Write out the listing below exactly, beginning at its first line and ending with the line that contains "### Question".

┌────────

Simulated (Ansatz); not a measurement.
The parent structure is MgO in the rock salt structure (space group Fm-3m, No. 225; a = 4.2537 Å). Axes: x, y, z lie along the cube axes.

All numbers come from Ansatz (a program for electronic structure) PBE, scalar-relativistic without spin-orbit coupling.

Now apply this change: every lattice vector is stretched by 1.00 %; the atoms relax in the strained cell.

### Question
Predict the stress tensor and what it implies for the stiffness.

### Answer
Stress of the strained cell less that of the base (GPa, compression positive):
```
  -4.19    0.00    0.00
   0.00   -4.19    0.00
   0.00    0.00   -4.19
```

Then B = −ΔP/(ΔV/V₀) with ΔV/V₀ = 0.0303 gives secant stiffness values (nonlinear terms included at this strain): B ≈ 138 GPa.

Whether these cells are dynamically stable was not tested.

└────────

▶ _TASK OUTPUT_
Simulated (Ansatz); not a measurement.
The parent structure is MgO in the rock salt structure (space group Fm-3m, No. 225; a = 4.2537 Å). Axes: x, y, z lie along the cube axes.

All numbers come from Ansatz (a program for electronic structure) PBE, scalar-relativistic without spin-orbit coupling.

Now apply this change: every lattice vector is stretched by 1.00 %; the atoms relax in the strained cell.

### Question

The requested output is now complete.